<<<<
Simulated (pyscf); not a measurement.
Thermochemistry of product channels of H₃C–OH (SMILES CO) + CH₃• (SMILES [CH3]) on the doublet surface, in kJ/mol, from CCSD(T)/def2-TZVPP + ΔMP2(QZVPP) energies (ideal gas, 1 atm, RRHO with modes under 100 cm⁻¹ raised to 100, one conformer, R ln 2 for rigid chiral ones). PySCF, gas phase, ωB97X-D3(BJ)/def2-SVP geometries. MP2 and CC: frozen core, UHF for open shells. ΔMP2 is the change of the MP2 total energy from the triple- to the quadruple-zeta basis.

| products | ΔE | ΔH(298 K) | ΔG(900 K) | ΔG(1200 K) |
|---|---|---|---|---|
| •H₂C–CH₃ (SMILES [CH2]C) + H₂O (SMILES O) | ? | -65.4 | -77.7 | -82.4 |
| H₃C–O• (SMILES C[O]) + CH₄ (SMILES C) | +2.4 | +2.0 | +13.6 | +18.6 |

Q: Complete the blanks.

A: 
>>>>

Task item - The required output is the stretch of entries above from the line containing "Thermochemistry of product" through the line containing "Q: Complete the blanks.", reproduced exactly.

Exercise answer -
Thermochemistry of product channels of H₃C–OH (SMILES CO) + CH₃• (SMILES [CH3]) on the doublet surface, in kJ/mol, from CCSD(T)/def2-TZVPP + ΔMP2(QZVPP) energies (ideal gas, 1 atm, RRHO with modes under 100 cm⁻¹ raised to 100, one conformer, R ln 2 for rigid chiral ones). PySCF, gas phase, ωB97X-D3(BJ)/def2-SVP geometries. MP2 and CC: frozen core, UHF for open shells. ΔMP2 is the change of the MP2 total energy from the triple- to the quadruple-zeta basis.

| products | ΔE | ΔH(298 K) | ΔG(900 K) | ΔG(1200 K) |
|---|---|---|---|---|
| •H₂C–CH₃ (SMILES [CH2]C) + H₂O (SMILES O) | ? | -65.4 | -77.7 | -82.4 |
| H₃C–O• (SMILES C[O]) + CH₄ (SMILES C) | +2.4 | +2.0 | +13.6 | +18.6 |

Q: Complete the blanks.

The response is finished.